## Brief:
Every word of the listing should be reproduced without alteration.

Provided records START

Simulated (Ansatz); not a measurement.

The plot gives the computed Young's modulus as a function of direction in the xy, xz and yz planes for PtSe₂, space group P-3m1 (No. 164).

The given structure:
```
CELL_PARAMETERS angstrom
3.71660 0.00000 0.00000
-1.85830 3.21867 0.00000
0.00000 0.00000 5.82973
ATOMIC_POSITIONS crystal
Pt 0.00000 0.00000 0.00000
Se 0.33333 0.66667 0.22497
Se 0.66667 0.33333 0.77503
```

Provided records END

## Problem solution:
Simulated (Ansatz); not a measurement.

The plot gives the computed Young's modulus as a function of direction in the xy, xz and yz planes for PtSe₂, space group P-3m1 (No. 164).

The given structure:
```
CELL_PARAMETERS angstrom
3.71660 0.00000 0.00000
-1.85830 3.21867 0.00000
0.00000 0.00000 5.82973
ATOMIC_POSITIONS crystal
Pt 0.00000 0.00000 0.00000
Se 0.33333 0.66667 0.22497
Se 0.66667 0.33333 0.77503
```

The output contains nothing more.